## INFORMATION PROVIDED
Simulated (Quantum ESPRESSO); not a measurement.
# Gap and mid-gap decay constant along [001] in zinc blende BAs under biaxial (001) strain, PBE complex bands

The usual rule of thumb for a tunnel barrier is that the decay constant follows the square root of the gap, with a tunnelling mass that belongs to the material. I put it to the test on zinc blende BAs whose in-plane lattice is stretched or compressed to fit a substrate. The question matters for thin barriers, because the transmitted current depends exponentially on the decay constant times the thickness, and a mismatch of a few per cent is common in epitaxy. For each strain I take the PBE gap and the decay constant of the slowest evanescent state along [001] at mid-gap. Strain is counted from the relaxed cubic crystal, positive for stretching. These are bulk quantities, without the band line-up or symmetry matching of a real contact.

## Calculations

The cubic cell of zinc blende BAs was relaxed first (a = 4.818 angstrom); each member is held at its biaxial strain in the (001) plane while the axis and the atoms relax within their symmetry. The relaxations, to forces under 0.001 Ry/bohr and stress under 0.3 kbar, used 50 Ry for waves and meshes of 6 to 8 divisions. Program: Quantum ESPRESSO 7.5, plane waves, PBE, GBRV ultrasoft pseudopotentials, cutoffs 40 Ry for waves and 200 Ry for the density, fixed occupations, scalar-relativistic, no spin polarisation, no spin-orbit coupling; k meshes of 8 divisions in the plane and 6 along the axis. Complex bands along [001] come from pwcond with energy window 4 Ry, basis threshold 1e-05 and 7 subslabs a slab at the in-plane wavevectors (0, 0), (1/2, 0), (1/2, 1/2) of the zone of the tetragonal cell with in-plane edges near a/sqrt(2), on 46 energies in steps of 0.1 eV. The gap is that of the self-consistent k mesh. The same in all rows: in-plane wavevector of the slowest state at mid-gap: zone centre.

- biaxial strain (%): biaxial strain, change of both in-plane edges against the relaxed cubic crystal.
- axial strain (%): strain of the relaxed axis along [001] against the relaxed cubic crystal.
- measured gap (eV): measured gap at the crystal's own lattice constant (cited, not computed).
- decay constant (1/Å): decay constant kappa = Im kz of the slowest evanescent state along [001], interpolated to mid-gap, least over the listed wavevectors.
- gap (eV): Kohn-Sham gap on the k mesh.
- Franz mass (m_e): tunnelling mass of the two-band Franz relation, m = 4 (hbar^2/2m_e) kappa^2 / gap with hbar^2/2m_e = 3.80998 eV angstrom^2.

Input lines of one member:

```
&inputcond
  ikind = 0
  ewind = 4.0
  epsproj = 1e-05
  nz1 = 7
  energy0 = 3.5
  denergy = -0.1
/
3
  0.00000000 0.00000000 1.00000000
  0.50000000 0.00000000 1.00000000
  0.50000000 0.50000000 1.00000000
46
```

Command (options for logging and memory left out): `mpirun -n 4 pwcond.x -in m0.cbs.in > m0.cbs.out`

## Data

## WORK TASK
Through the line that contains "## Calculations", copy the material above exactly, beginning at its first line and including nothing more.

## EXERCISE OUTPUT
Simulated (Quantum ESPRESSO); not a measurement.
# Gap and mid-gap decay constant along [001] in zinc blende BAs under biaxial (001) strain, PBE complex bands

The usual rule of thumb for a tunnel barrier is that the decay constant follows the square root of the gap, with a tunnelling mass that belongs to the material. I put it to the test on zinc blende BAs whose in-plane lattice is stretched or compressed to fit a substrate. The question matters for thin barriers, because the transmitted current depends exponentially on the decay constant times the thickness, and a mismatch of a few per cent is common in epitaxy. For each strain I take the PBE gap and the decay constant of the slowest evanescent state along [001] at mid-gap. Strain is counted from the relaxed cubic crystal, positive for stretching. These are bulk quantities, without the band line-up or symmetry matching of a real contact.

## Calculations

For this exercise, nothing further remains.